§ WORK TASK:
Every line of the data below needs to be reproduced exactly.

§ DATA SECTION:
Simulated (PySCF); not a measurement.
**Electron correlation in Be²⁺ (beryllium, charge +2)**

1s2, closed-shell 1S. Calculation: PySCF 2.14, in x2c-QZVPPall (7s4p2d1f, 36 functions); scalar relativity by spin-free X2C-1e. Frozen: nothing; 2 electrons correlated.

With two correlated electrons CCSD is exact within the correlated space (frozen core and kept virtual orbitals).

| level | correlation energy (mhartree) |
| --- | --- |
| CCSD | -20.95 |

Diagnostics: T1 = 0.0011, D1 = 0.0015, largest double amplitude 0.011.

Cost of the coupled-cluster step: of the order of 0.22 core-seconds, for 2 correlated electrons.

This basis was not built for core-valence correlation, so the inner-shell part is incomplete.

§ EXERCISE OUTPUT:
Simulated (PySCF); not a measurement.
**Electron correlation in Be²⁺ (beryllium, charge +2)**

1s2, closed-shell 1S. Calculation: PySCF 2.14, in x2c-QZVPPall (7s4p2d1f, 36 functions); scalar relativity by spin-free X2C-1e. Frozen: nothing; 2 electrons correlated.

With two correlated electrons CCSD is exact within the correlated space (frozen core and kept virtual orbitals).

| level | correlation energy (mhartree) |
| --- | --- |
| CCSD | -20.95 |

Diagnostics: T1 = 0.0011, D1 = 0.0015, largest double amplitude 0.011.

Cost of the coupled-cluster step: of the order of 0.22 core-seconds, for 2 correlated electrons.

This basis was not built for core-valence correlation, so the inner-shell part is incomplete.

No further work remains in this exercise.